□ □ □ □ □

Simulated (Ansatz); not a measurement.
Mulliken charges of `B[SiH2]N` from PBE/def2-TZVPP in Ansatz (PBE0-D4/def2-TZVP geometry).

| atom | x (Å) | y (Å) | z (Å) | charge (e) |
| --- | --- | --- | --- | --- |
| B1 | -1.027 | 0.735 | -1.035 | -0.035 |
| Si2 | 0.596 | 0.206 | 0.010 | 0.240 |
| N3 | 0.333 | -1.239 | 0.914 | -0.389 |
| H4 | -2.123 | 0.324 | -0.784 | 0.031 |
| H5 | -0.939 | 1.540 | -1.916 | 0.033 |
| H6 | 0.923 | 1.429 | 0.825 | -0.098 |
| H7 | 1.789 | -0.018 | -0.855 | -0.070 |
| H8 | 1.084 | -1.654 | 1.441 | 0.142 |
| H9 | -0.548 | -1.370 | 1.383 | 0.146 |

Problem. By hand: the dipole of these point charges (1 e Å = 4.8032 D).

□ □ □ □ □

▶ REQUIREMENT
Copy exactly the lines that run from the first line of the data to the line containing "1.383 | 0.146 |", please, with both ends included and nothing else.

▶ ANSWER SPACE
Simulated (Ansatz); not a measurement.
Mulliken charges of `B[SiH2]N` from PBE/def2-TZVPP in Ansatz (PBE0-D4/def2-TZVP geometry).

| atom | x (Å) | y (Å) | z (Å) | charge (e) |
| --- | --- | --- | --- | --- |
| B1 | -1.027 | 0.735 | -1.035 | -0.035 |
| Si2 | 0.596 | 0.206 | 0.010 | 0.240 |
| N3 | 0.333 | -1.239 | 0.914 | -0.389 |
| H4 | -2.123 | 0.324 | -0.784 | 0.031 |
| H5 | -0.939 | 1.540 | -1.916 | 0.033 |
| H6 | 0.923 | 1.429 | 0.825 | -0.098 |
| H7 | 1.789 | -0.018 | -0.855 | -0.070 |
| H8 | 1.084 | -1.654 | 1.441 | 0.142 |
| H9 | -0.548 | -1.370 | 1.383 | 0.146 |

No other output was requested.